Start of Data for analysis
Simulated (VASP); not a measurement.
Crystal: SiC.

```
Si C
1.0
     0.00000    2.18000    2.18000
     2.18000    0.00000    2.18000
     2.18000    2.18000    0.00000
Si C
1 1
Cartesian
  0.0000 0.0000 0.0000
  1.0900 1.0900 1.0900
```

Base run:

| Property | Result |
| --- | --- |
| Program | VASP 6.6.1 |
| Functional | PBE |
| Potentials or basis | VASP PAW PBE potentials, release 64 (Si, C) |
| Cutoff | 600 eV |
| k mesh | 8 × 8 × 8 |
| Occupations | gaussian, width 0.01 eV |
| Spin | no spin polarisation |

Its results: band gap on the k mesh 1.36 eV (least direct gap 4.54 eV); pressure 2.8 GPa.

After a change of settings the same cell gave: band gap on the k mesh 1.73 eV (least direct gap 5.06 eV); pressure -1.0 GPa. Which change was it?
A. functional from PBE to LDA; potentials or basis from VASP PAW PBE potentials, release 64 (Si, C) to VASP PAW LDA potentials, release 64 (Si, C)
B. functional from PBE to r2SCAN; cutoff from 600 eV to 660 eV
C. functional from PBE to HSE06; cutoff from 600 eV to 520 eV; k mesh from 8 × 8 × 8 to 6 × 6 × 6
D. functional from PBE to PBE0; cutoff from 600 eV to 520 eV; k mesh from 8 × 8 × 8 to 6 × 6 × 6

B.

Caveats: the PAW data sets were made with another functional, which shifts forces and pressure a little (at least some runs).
End of Data for analysis

## Action item
The reply should hold only the lines from the beginning of the listing to the line with "After a change", both ends included, unchanged.

## Exercise response
Simulated (VASP); not a measurement.
Crystal: SiC.

```
Si C
1.0
     0.00000    2.18000    2.18000
     2.18000    0.00000    2.18000
     2.18000    2.18000    0.00000
Si C
1 1
Cartesian
  0.0000 0.0000 0.0000
  1.0900 1.0900 1.0900
```

Base run:

| Property | Result |
| --- | --- |
| Program | VASP 6.6.1 |
| Functional | PBE |
| Potentials or basis | VASP PAW PBE potentials, release 64 (Si, C) |
| Cutoff | 600 eV |
| k mesh | 8 × 8 × 8 |
| Occupations | gaussian, width 0.01 eV |
| Spin | no spin polarisation |

Its results: band gap on the k mesh 1.36 eV (least direct gap 4.54 eV); pressure 2.8 GPa.

After a change of settings the same cell gave: band gap on the k mesh 1.73 eV (least direct gap 5.06 eV); pressure -1.0 GPa. Which change was it?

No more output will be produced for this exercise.